################

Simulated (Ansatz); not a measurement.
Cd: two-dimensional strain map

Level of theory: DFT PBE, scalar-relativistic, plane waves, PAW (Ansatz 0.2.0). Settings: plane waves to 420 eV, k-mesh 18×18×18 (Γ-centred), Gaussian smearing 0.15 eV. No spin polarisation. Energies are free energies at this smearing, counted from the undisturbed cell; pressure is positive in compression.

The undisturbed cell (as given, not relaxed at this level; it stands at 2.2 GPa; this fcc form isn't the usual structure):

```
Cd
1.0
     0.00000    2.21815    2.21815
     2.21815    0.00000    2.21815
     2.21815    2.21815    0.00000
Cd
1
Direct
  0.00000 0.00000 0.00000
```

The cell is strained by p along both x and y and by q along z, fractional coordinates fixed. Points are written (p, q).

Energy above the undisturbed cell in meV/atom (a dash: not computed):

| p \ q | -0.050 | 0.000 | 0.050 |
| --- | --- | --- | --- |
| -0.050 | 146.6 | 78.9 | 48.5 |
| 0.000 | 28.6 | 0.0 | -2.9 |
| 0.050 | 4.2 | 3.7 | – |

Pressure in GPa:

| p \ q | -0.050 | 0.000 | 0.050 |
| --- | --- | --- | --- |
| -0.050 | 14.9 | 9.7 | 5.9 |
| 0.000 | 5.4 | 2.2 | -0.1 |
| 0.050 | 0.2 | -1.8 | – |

################

- Brief -
Reproduce the listing word for word from its first line up to and including the line with "The cell is". Give no other lines.

- Worked solution -
Simulated (Ansatz); not a measurement.
Cd: two-dimensional strain map

Level of theory: DFT PBE, scalar-relativistic, plane waves, PAW (Ansatz 0.2.0). Settings: plane waves to 420 eV, k-mesh 18×18×18 (Γ-centred), Gaussian smearing 0.15 eV. No spin polarisation. Energies are free energies at this smearing, counted from the undisturbed cell; pressure is positive in compression.

The undisturbed cell (as given, not relaxed at this level; it stands at 2.2 GPa; this fcc form isn't the usual structure):

```
Cd
1.0
     0.00000    2.21815    2.21815
     2.21815    0.00000    2.21815
     2.21815    2.21815    0.00000
Cd
1
Direct
  0.00000 0.00000 0.00000
```

The cell is strained by p along both x and y and by q along z, fractional coordinates fixed. Points are written (p, q).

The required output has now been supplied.